• **Work instruction**
Set down word for word each line from the start of the listing through the line that contains "Task: How long", both included.

• **Provided data**
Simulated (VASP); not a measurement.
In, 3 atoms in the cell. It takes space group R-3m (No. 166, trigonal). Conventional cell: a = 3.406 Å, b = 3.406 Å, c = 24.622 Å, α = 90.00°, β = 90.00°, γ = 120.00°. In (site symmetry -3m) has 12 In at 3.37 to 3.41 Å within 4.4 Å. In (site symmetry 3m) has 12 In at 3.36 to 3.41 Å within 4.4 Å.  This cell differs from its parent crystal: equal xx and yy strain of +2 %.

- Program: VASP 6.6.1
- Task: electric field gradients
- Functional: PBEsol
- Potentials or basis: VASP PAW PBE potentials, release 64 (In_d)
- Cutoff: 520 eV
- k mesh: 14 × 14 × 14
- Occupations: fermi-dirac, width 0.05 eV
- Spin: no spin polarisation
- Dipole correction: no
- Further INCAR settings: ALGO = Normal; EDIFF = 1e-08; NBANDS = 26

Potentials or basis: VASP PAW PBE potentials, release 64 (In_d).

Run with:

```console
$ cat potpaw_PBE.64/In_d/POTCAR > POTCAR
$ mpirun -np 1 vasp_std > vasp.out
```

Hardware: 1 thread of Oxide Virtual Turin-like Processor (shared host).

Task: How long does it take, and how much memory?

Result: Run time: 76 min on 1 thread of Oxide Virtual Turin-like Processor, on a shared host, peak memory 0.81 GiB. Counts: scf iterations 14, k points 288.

• **Response area**
Simulated (VASP); not a measurement.
In, 3 atoms in the cell. It takes space group R-3m (No. 166, trigonal). Conventional cell: a = 3.406 Å, b = 3.406 Å, c = 24.622 Å, α = 90.00°, β = 90.00°, γ = 120.00°. In (site symmetry -3m) has 12 In at 3.37 to 3.41 Å within 4.4 Å. In (site symmetry 3m) has 12 In at 3.36 to 3.41 Å within 4.4 Å.  This cell differs from its parent crystal: equal xx and yy strain of +2 %.

- Program: VASP 6.6.1
- Task: electric field gradients
- Functional: PBEsol
- Potentials or basis: VASP PAW PBE potentials, release 64 (In_d)
- Cutoff: 520 eV
- k mesh: 14 × 14 × 14
- Occupations: fermi-dirac, width 0.05 eV
- Spin: no spin polarisation
- Dipole correction: no
- Further INCAR settings: ALGO = Normal; EDIFF = 1e-08; NBANDS = 26

Potentials or basis: VASP PAW PBE potentials, release 64 (In_d).

Run with:

```console
$ cat potpaw_PBE.64/In_d/POTCAR > POTCAR
$ mpirun -np 1 vasp_std > vasp.out
```

Hardware: 1 thread of Oxide Virtual Turin-like Processor (shared host).

Task: How long does it take, and how much memory?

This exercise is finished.